======== Data extracts

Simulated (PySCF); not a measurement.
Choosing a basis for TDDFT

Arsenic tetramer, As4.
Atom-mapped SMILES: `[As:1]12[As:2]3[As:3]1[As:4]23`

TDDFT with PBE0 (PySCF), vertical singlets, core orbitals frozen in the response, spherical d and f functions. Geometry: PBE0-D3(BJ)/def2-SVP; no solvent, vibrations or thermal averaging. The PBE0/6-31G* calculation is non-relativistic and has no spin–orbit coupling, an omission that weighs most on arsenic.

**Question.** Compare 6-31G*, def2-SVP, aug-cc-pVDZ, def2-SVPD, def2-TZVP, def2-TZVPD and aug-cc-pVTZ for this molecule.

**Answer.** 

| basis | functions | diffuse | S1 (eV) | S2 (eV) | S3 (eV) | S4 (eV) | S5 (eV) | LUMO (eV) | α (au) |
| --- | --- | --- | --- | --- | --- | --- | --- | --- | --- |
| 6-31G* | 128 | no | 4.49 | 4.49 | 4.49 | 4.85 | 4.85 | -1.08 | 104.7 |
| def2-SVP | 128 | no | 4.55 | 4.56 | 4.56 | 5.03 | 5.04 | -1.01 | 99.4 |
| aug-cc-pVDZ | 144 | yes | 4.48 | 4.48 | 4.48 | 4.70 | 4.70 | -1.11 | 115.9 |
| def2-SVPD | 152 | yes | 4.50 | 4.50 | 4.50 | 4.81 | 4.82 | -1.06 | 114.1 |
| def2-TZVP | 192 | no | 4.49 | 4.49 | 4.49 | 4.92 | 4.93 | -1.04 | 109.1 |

================

# [Work order]
Go through the records and copy each one exactly.

# [Answer section]
Simulated (PySCF); not a measurement.
Choosing a basis for TDDFT

Arsenic tetramer, As4.
Atom-mapped SMILES: `[As:1]12[As:2]3[As:3]1[As:4]23`

TDDFT with PBE0 (PySCF), vertical singlets, core orbitals frozen in the response, spherical d and f functions. Geometry: PBE0-D3(BJ)/def2-SVP; no solvent, vibrations or thermal averaging. The PBE0/6-31G* calculation is non-relativistic and has no spin–orbit coupling, an omission that weighs most on arsenic.

**Question.** Compare 6-31G*, def2-SVP, aug-cc-pVDZ, def2-SVPD, def2-TZVP, def2-TZVPD and aug-cc-pVTZ for this molecule.

**Answer.** 

| basis | functions | diffuse | S1 (eV) | S2 (eV) | S3 (eV) | S4 (eV) | S5 (eV) | LUMO (eV) | α (au) |
| --- | --- | --- | --- | --- | --- | --- | --- | --- | --- |
| 6-31G* | 128 | no | 4.49 | 4.49 | 4.49 | 4.85 | 4.85 | -1.08 | 104.7 |
| def2-SVP | 128 | no | 4.55 | 4.56 | 4.56 | 5.03 | 5.04 | -1.01 | 99.4 |
| aug-cc-pVDZ | 144 | yes | 4.48 | 4.48 | 4.48 | 4.70 | 4.70 | -1.11 | 115.9 |
| def2-SVPD | 152 | yes | 4.50 | 4.50 | 4.50 | 4.81 | 4.82 | -1.06 | 114.1 |
| def2-TZVP | 192 | no | 4.49 | 4.49 | 4.49 | 4.92 | 4.93 | -1.04 | 109.1 |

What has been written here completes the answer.